→ Information given:

+ + +

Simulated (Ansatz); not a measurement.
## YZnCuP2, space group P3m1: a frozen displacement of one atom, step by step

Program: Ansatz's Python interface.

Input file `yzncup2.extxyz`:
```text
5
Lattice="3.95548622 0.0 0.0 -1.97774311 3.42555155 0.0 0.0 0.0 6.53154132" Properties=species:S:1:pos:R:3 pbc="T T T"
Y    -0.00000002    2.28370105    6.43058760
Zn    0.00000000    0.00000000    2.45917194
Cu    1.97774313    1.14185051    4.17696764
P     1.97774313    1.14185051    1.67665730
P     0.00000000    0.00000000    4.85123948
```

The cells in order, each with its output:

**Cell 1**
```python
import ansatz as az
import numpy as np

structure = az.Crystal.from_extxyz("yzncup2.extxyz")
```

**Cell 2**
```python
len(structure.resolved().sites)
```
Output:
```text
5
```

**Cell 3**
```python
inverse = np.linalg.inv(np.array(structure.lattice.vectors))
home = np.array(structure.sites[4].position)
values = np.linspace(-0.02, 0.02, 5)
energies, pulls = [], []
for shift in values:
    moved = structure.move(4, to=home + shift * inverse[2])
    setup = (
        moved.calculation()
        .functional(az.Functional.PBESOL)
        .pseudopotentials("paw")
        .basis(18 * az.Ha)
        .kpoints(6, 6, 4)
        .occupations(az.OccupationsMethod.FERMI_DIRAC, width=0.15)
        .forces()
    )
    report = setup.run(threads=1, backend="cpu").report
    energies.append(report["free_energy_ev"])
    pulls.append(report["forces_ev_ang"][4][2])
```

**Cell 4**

+ + +

→ Requirement: The full listing must be retyped exactly as it stands.

→ Written reply:
Simulated (Ansatz); not a measurement.
## YZnCuP2, space group P3m1: a frozen displacement of one atom, step by step

Program: Ansatz's Python interface.

Input file `yzncup2.extxyz`:
```text
5
Lattice="3.95548622 0.0 0.0 -1.97774311 3.42555155 0.0 0.0 0.0 6.53154132" Properties=species:S:1:pos:R:3 pbc="T T T"
Y    -0.00000002    2.28370105    6.43058760
Zn    0.00000000    0.00000000    2.45917194
Cu    1.97774313    1.14185051    4.17696764
P     1.97774313    1.14185051    1.67665730
P     0.00000000    0.00000000    4.85123948
```

The cells in order, each with its output:

**Cell 1**
```python
import ansatz as az
import numpy as np

structure = az.Crystal.from_extxyz("yzncup2.extxyz")
```

**Cell 2**
```python
len(structure.resolved().sites)
```
Output:
```text
5
```

**Cell 3**
```python
inverse = np.linalg.inv(np.array(structure.lattice.vectors))
home = np.array(structure.sites[4].position)
values = np.linspace(-0.02, 0.02, 5)
energies, pulls = [], []
for shift in values:
    moved = structure.move(4, to=home + shift * inverse[2])
    setup = (
        moved.calculation()
        .functional(az.Functional.PBESOL)
        .pseudopotentials("paw")
        .basis(18 * az.Ha)
        .kpoints(6, 6, 4)
        .occupations(az.OccupationsMethod.FERMI_DIRAC, width=0.15)
        .forces()
    )
    report = setup.run(threads=1, backend="cpu").report
    energies.append(report["free_energy_ev"])
    pulls.append(report["forces_ev_ang"][4][2])
```

**Cell 4**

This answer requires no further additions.